EXERCISE :: Give back all the records exactly, keeping every line whole.

◆ ◆ ◆ ◆ ◆ ◆ ◆

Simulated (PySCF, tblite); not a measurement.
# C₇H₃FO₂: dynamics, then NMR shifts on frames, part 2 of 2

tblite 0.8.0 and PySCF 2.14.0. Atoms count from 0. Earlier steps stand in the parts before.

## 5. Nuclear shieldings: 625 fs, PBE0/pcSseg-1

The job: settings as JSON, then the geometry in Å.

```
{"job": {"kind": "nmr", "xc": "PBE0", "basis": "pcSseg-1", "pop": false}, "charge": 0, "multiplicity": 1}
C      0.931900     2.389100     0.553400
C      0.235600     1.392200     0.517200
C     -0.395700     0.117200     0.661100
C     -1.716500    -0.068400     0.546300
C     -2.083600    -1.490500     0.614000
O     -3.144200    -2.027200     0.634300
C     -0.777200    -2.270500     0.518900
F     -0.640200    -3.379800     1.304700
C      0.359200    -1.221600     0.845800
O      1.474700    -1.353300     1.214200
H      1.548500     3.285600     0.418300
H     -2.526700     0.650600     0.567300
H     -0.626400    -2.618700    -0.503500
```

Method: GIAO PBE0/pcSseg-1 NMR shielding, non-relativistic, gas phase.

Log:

◆ ◆ ◆ ◆ ◆ ◆ ◆

TASK RESULT ::
Simulated (PySCF, tblite); not a measurement.
# C₇H₃FO₂: dynamics, then NMR shifts on frames, part 2 of 2

tblite 0.8.0 and PySCF 2.14.0. Atoms count from 0. Earlier steps stand in the parts before.

## 5. Nuclear shieldings: 625 fs, PBE0/pcSseg-1

The job: settings as JSON, then the geometry in Å.

```
{"job": {"kind": "nmr", "xc": "PBE0", "basis": "pcSseg-1", "pop": false}, "charge": 0, "multiplicity": 1}
C      0.931900     2.389100     0.553400
C      0.235600     1.392200     0.517200
C     -0.395700     0.117200     0.661100
C     -1.716500    -0.068400     0.546300
C     -2.083600    -1.490500     0.614000
O     -3.144200    -2.027200     0.634300
C     -0.777200    -2.270500     0.518900
F     -0.640200    -3.379800     1.304700
C      0.359200    -1.221600     0.845800
O      1.474700    -1.353300     1.214200
H      1.548500     3.285600     0.418300
H     -2.526700     0.650600     0.567300
H     -0.626400    -2.618700    -0.503500
```

Method: GIAO PBE0/pcSseg-1 NMR shielding, non-relativistic, gas phase.

Log:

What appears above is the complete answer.